EXERCISE - What is needed here is an exact copy of all the records below.

DATASET CONTENT -
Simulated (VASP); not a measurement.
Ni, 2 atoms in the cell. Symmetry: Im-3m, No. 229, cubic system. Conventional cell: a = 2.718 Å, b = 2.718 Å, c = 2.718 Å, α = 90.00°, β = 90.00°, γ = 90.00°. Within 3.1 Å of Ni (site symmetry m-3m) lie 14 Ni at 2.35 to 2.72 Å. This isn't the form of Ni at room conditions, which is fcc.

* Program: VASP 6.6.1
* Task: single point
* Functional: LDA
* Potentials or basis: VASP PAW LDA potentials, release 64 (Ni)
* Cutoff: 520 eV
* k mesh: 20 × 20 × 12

WRITTEN RESPONSE -
Simulated (VASP); not a measurement.
Ni, 2 atoms in the cell. Symmetry: Im-3m, No. 229, cubic system. Conventional cell: a = 2.718 Å, b = 2.718 Å, c = 2.718 Å, α = 90.00°, β = 90.00°, γ = 90.00°. Within 3.1 Å of Ni (site symmetry m-3m) lie 14 Ni at 2.35 to 2.72 Å. This isn't the form of Ni at room conditions, which is fcc.

* Program: VASP 6.6.1
* Task: single point
* Functional: LDA
* Potentials or basis: VASP PAW LDA potentials, release 64 (Ni)
* Cutoff: 520 eV
* k mesh: 20 × 20 × 12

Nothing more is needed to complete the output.